[[ PROVIDED INFORMATION, beginning ]]
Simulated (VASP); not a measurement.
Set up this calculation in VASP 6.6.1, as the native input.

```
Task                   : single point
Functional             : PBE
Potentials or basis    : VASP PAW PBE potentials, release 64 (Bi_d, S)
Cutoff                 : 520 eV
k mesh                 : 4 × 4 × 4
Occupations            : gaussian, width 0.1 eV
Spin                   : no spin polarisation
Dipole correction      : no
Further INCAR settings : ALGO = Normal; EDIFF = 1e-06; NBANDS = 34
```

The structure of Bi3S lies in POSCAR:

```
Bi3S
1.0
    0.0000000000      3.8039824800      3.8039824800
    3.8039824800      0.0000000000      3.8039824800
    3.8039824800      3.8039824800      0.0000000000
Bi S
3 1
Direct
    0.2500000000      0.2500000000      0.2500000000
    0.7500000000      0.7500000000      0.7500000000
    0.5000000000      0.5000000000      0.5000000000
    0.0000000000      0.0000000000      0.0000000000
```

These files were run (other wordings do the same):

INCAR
[[ PROVIDED INFORMATION, end ]]

:: BRIEF ::
The line containing "These files were" marks the end: copy exactly every line from the top of the data above down to it, that line included.

:: EXERCISE RESPONSE ::
Simulated (VASP); not a measurement.
Set up this calculation in VASP 6.6.1, as the native input.

```
Task                   : single point
Functional             : PBE
Potentials or basis    : VASP PAW PBE potentials, release 64 (Bi_d, S)
Cutoff                 : 520 eV
k mesh                 : 4 × 4 × 4
Occupations            : gaussian, width 0.1 eV
Spin                   : no spin polarisation
Dipole correction      : no
Further INCAR settings : ALGO = Normal; EDIFF = 1e-06; NBANDS = 34
```

The structure of Bi3S lies in POSCAR:

```
Bi3S
1.0
    0.0000000000      3.8039824800      3.8039824800
    3.8039824800      0.0000000000      3.8039824800
    3.8039824800      3.8039824800      0.0000000000
Bi S
3 1
Direct
    0.2500000000      0.2500000000      0.2500000000
    0.7500000000      0.7500000000      0.7500000000
    0.5000000000      0.5000000000      0.5000000000
    0.0000000000      0.0000000000      0.0000000000
```

These files were run (other wordings do the same):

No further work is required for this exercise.